(Beginning of DATA PROVIDED)
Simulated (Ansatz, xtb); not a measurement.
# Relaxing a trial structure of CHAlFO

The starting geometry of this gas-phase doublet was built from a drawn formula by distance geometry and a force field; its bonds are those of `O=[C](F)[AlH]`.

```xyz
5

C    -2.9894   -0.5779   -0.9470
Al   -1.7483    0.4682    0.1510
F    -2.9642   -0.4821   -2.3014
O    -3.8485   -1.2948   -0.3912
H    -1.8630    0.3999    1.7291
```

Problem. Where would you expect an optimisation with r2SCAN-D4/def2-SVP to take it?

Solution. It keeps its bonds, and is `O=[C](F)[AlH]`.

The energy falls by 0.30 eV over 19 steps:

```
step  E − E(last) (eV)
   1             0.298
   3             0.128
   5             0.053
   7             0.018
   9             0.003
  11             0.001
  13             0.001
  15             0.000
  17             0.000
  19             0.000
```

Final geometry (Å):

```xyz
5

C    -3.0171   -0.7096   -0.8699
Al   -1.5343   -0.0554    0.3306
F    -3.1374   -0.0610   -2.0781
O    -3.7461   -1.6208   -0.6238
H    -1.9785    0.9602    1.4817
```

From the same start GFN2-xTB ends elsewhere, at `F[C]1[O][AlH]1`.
(End of DATA PROVIDED)

- EXERCISE: Repeat every line exactly, starting with the first line of the entries, and stop once the line containing "Problem. Where would" has been given.

- WRITTEN RESPONSE:
Simulated (Ansatz, xtb); not a measurement.
# Relaxing a trial structure of CHAlFO

The starting geometry of this gas-phase doublet was built from a drawn formula by distance geometry and a force field; its bonds are those of `O=[C](F)[AlH]`.

```xyz
5

C    -2.9894   -0.5779   -0.9470
Al   -1.7483    0.4682    0.1510
F    -2.9642   -0.4821   -2.3014
O    -3.8485   -1.2948   -0.3912
H    -1.8630    0.3999    1.7291
```

Problem. Where would you expect an optimisation with r2SCAN-D4/def2-SVP to take it?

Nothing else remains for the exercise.